· · ·

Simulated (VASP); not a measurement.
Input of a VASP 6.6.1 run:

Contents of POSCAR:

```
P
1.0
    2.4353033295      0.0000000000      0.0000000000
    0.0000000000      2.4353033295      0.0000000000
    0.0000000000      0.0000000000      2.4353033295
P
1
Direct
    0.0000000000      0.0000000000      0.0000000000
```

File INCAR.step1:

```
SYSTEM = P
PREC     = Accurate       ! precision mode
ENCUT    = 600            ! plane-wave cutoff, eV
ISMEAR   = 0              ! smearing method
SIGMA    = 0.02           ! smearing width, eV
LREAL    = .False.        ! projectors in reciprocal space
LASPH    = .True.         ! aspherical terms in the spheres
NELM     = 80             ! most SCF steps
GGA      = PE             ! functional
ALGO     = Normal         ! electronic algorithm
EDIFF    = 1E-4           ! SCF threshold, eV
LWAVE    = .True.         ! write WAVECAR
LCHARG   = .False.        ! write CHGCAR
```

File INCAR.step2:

· · ·

* _Work item_: The answer should reproduce all of the data without any alteration.

* _Answer area_:
Simulated (VASP); not a measurement.
Input of a VASP 6.6.1 run:

Contents of POSCAR:

```
P
1.0
    2.4353033295      0.0000000000      0.0000000000
    0.0000000000      2.4353033295      0.0000000000
    0.0000000000      0.0000000000      2.4353033295
P
1
Direct
    0.0000000000      0.0000000000      0.0000000000
```

File INCAR.step1:

```
SYSTEM = P
PREC     = Accurate       ! precision mode
ENCUT    = 600            ! plane-wave cutoff, eV
ISMEAR   = 0              ! smearing method
SIGMA    = 0.02           ! smearing width, eV
LREAL    = .False.        ! projectors in reciprocal space
LASPH    = .True.         ! aspherical terms in the spheres
NELM     = 80             ! most SCF steps
GGA      = PE             ! functional
ALGO     = Normal         ! electronic algorithm
EDIFF    = 1E-4           ! SCF threshold, eV
LWAVE    = .True.         ! write WAVECAR
LCHARG   = .False.        ! write CHGCAR
```

File INCAR.step2:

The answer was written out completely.